Work item: All of the data that follows needs to be printed again, exactly as it reads.

Provided material:
= = =

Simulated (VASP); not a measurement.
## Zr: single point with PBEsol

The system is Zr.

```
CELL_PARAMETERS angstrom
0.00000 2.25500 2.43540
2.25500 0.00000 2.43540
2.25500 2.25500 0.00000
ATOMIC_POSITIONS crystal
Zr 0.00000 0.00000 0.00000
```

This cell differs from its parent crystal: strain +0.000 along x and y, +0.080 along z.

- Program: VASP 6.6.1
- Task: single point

= = =

Exercise answer:
Simulated (VASP); not a measurement.
## Zr: single point with PBEsol

The system is Zr.

```
CELL_PARAMETERS angstrom
0.00000 2.25500 2.43540
2.25500 0.00000 2.43540
2.25500 2.25500 0.00000
ATOMIC_POSITIONS crystal
Zr 0.00000 0.00000 0.00000
```

This cell differs from its parent crystal: strain +0.000 along x and y, +0.080 along z.

- Program: VASP 6.6.1
- Task: single point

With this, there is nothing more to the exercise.